(TASK ITEM):
The whole of the data is to be duplicated precisely.

++++++++++++++++++++

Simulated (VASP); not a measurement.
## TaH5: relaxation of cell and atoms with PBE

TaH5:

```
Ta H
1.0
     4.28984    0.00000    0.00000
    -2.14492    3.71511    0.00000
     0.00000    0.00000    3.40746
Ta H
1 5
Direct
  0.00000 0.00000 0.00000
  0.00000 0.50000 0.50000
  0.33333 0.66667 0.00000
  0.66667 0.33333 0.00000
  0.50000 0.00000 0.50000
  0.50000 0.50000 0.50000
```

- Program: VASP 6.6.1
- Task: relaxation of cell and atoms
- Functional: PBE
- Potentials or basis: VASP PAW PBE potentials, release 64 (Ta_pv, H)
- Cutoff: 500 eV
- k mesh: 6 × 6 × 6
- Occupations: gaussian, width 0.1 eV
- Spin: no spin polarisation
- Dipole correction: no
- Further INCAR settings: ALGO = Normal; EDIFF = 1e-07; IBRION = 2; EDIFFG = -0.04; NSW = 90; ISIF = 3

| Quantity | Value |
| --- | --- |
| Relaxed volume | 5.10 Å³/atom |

++++++++++++++++++++

(ANSWER AREA):
Simulated (VASP); not a measurement.
## TaH5: relaxation of cell and atoms with PBE

TaH5:

```
Ta H
1.0
     4.28984    0.00000    0.00000
    -2.14492    3.71511    0.00000
     0.00000    0.00000    3.40746
Ta H
1 5
Direct
  0.00000 0.00000 0.00000
  0.00000 0.50000 0.50000
  0.33333 0.66667 0.00000
  0.66667 0.33333 0.00000
  0.50000 0.00000 0.50000
  0.50000 0.50000 0.50000
```

- Program: VASP 6.6.1
- Task: relaxation of cell and atoms
- Functional: PBE
- Potentials or basis: VASP PAW PBE potentials, release 64 (Ta_pv, H)
- Cutoff: 500 eV
- k mesh: 6 × 6 × 6
- Occupations: gaussian, width 0.1 eV
- Spin: no spin polarisation
- Dipole correction: no
- Further INCAR settings: ALGO = Normal; EDIFF = 1e-07; IBRION = 2; EDIFFG = -0.04; NSW = 90; ISIF = 3

| Quantity | Value |
| --- | --- |
| Relaxed volume | 5.10 Å³/atom |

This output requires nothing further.